Activity —
Below are some records. Reproduce them exactly from their first line through the line with "16 | none | 0.2 |", inclusive.

***** Given records *****

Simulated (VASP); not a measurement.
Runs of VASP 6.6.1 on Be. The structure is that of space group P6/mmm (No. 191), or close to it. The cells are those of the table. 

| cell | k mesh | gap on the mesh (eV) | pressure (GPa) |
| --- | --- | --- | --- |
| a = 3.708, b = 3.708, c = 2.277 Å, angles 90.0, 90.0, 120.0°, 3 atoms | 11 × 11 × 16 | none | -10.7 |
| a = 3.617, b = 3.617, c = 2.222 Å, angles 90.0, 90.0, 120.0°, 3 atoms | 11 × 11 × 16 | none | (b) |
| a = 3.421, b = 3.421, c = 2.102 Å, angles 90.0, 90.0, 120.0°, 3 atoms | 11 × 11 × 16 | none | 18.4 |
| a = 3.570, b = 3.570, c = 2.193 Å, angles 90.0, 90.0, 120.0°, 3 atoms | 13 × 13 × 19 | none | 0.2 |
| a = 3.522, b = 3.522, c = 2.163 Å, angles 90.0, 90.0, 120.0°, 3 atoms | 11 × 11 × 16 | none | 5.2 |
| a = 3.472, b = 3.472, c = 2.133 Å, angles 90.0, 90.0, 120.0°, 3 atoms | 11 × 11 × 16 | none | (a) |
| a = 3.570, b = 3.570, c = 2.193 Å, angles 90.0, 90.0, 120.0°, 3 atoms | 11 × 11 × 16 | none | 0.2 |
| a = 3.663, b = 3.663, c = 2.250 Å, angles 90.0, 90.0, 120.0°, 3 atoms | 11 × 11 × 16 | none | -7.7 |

*****

Written reply —
Simulated (VASP); not a measurement.
Runs of VASP 6.6.1 on Be. The structure is that of space group P6/mmm (No. 191), or close to it. The cells are those of the table. 

| cell | k mesh | gap on the mesh (eV) | pressure (GPa) |
| --- | --- | --- | --- |
| a = 3.708, b = 3.708, c = 2.277 Å, angles 90.0, 90.0, 120.0°, 3 atoms | 11 × 11 × 16 | none | -10.7 |
| a = 3.617, b = 3.617, c = 2.222 Å, angles 90.0, 90.0, 120.0°, 3 atoms | 11 × 11 × 16 | none | (b) |
| a = 3.421, b = 3.421, c = 2.102 Å, angles 90.0, 90.0, 120.0°, 3 atoms | 11 × 11 × 16 | none | 18.4 |
| a = 3.570, b = 3.570, c = 2.193 Å, angles 90.0, 90.0, 120.0°, 3 atoms | 13 × 13 × 19 | none | 0.2 |
| a = 3.522, b = 3.522, c = 2.163 Å, angles 90.0, 90.0, 120.0°, 3 atoms | 11 × 11 × 16 | none | 5.2 |
| a = 3.472, b = 3.472, c = 2.133 Å, angles 90.0, 90.0, 120.0°, 3 atoms | 11 × 11 × 16 | none | (a) |
| a = 3.570, b = 3.570, c = 2.193 Å, angles 90.0, 90.0, 120.0°, 3 atoms | 11 × 11 × 16 | none | 0.2 |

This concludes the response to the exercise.